---------------

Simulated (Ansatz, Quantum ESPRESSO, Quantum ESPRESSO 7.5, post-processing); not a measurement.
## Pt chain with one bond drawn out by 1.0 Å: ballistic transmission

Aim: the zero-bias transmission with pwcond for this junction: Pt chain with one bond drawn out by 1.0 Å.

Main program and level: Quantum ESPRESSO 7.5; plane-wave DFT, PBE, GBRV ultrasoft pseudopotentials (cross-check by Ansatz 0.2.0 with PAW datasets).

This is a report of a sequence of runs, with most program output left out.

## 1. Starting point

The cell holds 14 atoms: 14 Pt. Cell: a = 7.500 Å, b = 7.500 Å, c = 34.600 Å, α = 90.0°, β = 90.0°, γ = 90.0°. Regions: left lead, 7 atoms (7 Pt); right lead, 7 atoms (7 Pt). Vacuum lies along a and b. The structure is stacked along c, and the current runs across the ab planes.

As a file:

---------------

■ WORK ITEM: Repeat, character for character, the lines of the material above from the line with "Main program and" through the line with "## 1. Starting point".

■ TASK RESPONSE:
Main program and level: Quantum ESPRESSO 7.5; plane-wave DFT, PBE, GBRV ultrasoft pseudopotentials (cross-check by Ansatz 0.2.0 with PAW datasets).

This is a report of a sequence of runs, with most program output left out.

## 1. Starting point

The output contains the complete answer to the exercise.